[Opening Supplied material section]

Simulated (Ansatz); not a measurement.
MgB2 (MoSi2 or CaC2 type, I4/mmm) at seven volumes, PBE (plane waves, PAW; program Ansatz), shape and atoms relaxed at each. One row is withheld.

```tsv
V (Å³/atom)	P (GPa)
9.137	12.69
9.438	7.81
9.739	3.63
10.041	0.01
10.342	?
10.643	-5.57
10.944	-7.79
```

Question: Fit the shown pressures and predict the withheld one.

[Closing Supplied material section]

→ Brief
Word for word, return each of the entries.

→ Your response
Simulated (Ansatz); not a measurement.
MgB2 (MoSi2 or CaC2 type, I4/mmm) at seven volumes, PBE (plane waves, PAW; program Ansatz), shape and atoms relaxed at each. One row is withheld.

```tsv
V (Å³/atom)	P (GPa)
9.137	12.69
9.438	7.81
9.739	3.63
10.041	0.01
10.342	?
10.643	-5.57
10.944	-7.79
```

Question: Fit the shown pressures and predict the withheld one.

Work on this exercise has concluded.